## Brief
From the opening line of the records through the line bearing "S4 | 7.24 | 0.023 |", set down every line exactly.

▼

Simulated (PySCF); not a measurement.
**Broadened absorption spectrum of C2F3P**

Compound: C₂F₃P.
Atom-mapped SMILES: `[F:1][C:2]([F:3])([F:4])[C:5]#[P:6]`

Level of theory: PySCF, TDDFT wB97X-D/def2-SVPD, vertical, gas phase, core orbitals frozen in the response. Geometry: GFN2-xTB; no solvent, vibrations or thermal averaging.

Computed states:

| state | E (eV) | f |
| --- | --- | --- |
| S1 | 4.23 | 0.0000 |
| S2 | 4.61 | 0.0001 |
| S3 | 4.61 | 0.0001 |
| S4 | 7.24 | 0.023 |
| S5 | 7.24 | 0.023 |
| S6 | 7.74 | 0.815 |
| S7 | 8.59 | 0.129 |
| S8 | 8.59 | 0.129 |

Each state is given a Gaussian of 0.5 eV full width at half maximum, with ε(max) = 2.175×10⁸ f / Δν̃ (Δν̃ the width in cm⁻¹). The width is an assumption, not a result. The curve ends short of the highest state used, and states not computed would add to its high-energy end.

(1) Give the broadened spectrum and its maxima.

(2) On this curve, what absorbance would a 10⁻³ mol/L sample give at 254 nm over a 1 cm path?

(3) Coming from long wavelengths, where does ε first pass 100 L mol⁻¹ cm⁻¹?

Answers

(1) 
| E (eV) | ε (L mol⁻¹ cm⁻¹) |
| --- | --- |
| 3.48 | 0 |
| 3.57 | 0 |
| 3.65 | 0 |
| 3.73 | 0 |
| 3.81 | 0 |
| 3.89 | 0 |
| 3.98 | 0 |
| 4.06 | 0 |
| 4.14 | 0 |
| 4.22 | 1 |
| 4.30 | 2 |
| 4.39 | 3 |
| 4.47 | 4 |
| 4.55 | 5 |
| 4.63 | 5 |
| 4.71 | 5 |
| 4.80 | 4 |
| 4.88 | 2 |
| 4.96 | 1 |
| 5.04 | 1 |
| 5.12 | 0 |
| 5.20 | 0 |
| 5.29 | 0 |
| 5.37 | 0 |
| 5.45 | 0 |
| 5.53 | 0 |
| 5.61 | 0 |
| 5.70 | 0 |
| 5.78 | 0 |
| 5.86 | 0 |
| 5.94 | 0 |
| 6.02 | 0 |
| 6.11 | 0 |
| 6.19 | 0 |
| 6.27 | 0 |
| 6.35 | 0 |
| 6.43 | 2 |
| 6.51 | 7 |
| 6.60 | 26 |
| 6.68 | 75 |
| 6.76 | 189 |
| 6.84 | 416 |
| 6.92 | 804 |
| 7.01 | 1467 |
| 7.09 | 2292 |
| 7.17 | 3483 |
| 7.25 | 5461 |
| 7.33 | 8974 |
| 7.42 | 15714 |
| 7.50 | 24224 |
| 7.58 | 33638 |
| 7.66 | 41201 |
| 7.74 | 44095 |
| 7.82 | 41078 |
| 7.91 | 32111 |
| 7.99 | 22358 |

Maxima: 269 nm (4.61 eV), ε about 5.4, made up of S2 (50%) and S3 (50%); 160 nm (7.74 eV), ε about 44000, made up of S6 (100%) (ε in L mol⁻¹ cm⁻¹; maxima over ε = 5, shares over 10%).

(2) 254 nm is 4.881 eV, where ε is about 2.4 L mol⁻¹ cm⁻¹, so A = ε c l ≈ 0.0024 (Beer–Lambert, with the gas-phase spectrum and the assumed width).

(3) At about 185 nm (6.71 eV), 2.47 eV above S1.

▲

## Task answer
Simulated (PySCF); not a measurement.
**Broadened absorption spectrum of C2F3P**

Compound: C₂F₃P.
Atom-mapped SMILES: `[F:1][C:2]([F:3])([F:4])[C:5]#[P:6]`

Level of theory: PySCF, TDDFT wB97X-D/def2-SVPD, vertical, gas phase, core orbitals frozen in the response. Geometry: GFN2-xTB; no solvent, vibrations or thermal averaging.

Computed states:

| state | E (eV) | f |
| --- | --- | --- |
| S1 | 4.23 | 0.0000 |
| S2 | 4.61 | 0.0001 |
| S3 | 4.61 | 0.0001 |
| S4 | 7.24 | 0.023 |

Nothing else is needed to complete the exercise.